> _WORK TASK_: Every entry must be duplicated word for word.

++++

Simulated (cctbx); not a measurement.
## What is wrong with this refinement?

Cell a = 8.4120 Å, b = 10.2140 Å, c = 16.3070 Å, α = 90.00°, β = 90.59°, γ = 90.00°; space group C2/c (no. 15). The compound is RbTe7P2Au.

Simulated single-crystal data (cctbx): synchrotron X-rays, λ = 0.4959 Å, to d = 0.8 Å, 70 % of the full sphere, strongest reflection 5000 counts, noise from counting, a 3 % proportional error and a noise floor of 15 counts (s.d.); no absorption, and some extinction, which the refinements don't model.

++++

> _TASK ANSWER_:
Simulated (cctbx); not a measurement.
## What is wrong with this refinement?

Cell a = 8.4120 Å, b = 10.2140 Å, c = 16.3070 Å, α = 90.00°, β = 90.59°, γ = 90.00°; space group C2/c (no. 15). The compound is RbTe7P2Au.

Simulated single-crystal data (cctbx): synchrotron X-rays, λ = 0.4959 Å, to d = 0.8 Å, 70 % of the full sphere, strongest reflection 5000 counts, noise from counting, a 3 % proportional error and a noise floor of 15 counts (s.d.); no absorption, and some extinction, which the refinements don't model.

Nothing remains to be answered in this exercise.